Recorded information START

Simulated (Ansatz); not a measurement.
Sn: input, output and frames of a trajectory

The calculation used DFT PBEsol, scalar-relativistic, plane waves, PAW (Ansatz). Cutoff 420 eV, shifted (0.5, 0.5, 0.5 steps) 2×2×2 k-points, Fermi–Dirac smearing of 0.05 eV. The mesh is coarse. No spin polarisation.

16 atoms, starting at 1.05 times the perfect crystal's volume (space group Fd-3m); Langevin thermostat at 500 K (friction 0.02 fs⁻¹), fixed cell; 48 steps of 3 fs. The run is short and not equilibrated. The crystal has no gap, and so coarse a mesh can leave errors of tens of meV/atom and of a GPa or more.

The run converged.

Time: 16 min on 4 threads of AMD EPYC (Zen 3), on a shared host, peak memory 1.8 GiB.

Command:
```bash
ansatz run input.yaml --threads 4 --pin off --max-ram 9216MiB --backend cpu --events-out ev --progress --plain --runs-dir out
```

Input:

Recorded information END

Set the lines down exactly, from the first line of the records to the line where "The calculation used" appears, with both ends kept.

◆ Task result
Simulated (Ansatz); not a measurement.
Sn: input, output and frames of a trajectory

The calculation used DFT PBEsol, scalar-relativistic, plane waves, PAW (Ansatz). Cutoff 420 eV, shifted (0.5, 0.5, 0.5 steps) 2×2×2 k-points, Fermi–Dirac smearing of 0.05 eV. The mesh is coarse. No spin polarisation.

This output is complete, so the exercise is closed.